## Required action
Only one stretch of the data below should be repeated: the lines from the line containing "The structure of" through the line containing "The pressure is", inclusive, exactly as they are.

----- Entries provided -----

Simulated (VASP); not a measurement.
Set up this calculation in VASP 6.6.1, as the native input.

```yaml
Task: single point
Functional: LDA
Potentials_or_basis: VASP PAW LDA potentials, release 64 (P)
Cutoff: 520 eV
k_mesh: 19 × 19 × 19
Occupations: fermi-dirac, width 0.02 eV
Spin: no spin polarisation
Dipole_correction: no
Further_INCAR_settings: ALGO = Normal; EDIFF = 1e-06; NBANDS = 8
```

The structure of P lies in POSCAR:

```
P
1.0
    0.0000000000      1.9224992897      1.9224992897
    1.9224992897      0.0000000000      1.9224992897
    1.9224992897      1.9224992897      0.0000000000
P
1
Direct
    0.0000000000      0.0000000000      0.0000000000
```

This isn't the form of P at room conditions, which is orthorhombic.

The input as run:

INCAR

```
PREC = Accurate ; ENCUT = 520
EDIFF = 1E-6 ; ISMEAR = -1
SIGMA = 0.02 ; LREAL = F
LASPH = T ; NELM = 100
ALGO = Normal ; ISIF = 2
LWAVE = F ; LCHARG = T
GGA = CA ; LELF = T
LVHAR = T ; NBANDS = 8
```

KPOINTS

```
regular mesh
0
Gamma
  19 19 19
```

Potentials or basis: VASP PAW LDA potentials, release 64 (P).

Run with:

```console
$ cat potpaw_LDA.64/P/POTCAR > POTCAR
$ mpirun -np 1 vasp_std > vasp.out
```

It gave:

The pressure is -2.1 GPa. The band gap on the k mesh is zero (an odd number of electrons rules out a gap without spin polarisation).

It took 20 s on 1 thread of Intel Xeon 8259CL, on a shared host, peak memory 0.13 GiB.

-----

## Written answer
The structure of P lies in POSCAR:

```
P
1.0
    0.0000000000      1.9224992897      1.9224992897
    1.9224992897      0.0000000000      1.9224992897
    1.9224992897      1.9224992897      0.0000000000
P
1
Direct
    0.0000000000      0.0000000000      0.0000000000
```

This isn't the form of P at room conditions, which is orthorhombic.

The input as run:

INCAR

```
PREC = Accurate ; ENCUT = 520
EDIFF = 1E-6 ; ISMEAR = -1
SIGMA = 0.02 ; LREAL = F
LASPH = T ; NELM = 100
ALGO = Normal ; ISIF = 2
LWAVE = F ; LCHARG = T
GGA = CA ; LELF = T
LVHAR = T ; NBANDS = 8
```

KPOINTS

```
regular mesh
0
Gamma
  19 19 19
```

Potentials or basis: VASP PAW LDA potentials, release 64 (P).

Run with:

```console
$ cat potpaw_LDA.64/P/POTCAR > POTCAR
$ mpirun -np 1 vasp_std > vasp.out
```

It gave:

The pressure is -2.1 GPa. The band gap on the k mesh is zero (an odd number of electrons rules out a gap without spin polarisation).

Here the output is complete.